..............................
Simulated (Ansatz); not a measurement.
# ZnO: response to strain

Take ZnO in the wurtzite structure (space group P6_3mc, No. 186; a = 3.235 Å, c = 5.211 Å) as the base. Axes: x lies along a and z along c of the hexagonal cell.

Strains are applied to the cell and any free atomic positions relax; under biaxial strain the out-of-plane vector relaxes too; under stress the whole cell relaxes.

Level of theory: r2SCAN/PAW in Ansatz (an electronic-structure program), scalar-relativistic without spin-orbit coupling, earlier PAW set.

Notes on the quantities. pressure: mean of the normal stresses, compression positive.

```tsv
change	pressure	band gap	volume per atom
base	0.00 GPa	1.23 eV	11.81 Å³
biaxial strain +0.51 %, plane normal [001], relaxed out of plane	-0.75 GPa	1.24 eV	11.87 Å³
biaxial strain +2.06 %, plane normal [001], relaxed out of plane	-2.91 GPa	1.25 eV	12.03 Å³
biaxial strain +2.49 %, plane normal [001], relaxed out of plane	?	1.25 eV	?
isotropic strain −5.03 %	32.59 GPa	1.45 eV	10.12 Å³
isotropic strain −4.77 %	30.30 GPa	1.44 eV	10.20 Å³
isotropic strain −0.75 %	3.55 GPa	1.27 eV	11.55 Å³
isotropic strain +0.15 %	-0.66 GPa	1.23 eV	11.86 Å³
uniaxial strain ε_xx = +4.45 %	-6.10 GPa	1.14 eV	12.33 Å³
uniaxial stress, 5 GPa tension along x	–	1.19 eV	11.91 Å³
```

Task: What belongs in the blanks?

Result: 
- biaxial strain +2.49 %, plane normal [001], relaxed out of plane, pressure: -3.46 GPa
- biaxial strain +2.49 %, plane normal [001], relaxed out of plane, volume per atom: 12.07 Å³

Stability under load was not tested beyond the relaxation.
..............................

=== BRIEF ===
Once the line containing "Strains are applied" has been retyped, stop. Begin at the first line of the material and reproduce every line up to it exactly.

=== WRITTEN ANSWER ===
Simulated (Ansatz); not a measurement.
# ZnO: response to strain

Take ZnO in the wurtzite structure (space group P6_3mc, No. 186; a = 3.235 Å, c = 5.211 Å) as the base. Axes: x lies along a and z along c of the hexagonal cell.

Strains are applied to the cell and any free atomic positions relax; under biaxial strain the out-of-plane vector relaxes too; under stress the whole cell relaxes.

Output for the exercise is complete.